# Record extracts:
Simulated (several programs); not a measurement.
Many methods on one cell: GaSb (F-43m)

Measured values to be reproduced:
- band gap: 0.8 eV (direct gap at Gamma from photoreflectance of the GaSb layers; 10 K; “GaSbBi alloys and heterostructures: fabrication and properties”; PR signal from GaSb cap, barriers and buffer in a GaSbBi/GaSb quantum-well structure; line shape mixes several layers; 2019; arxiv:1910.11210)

# Exercise:
Reproduce the whole listing so that each line matches the original exactly.

# Problem solution:
Simulated (several programs); not a measurement.
Many methods on one cell: GaSb (F-43m)

Measured values to be reproduced:
- band gap: 0.8 eV (direct gap at Gamma from photoreflectance of the GaSb layers; 10 K; “GaSbBi alloys and heterostructures: fabrication and properties”; PR signal from GaSb cap, barriers and buffer in a GaSbBi/GaSb quantum-well structure; line shape mixes several layers; 2019; arxiv:1910.11210)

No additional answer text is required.